### [Exercise]
Restate, word for word, every line of the data.

### [Material provided]
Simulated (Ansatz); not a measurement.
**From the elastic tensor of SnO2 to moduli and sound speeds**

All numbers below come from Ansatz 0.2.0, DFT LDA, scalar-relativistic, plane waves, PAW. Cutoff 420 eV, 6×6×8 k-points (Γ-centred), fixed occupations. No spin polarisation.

### [Worked solution]
Simulated (Ansatz); not a measurement.
**From the elastic tensor of SnO2 to moduli and sound speeds**

All numbers below come from Ansatz 0.2.0, DFT LDA, scalar-relativistic, plane waves, PAW. Cutoff 420 eV, 6×6×8 k-points (Γ-centred), fixed occupations. No spin polarisation.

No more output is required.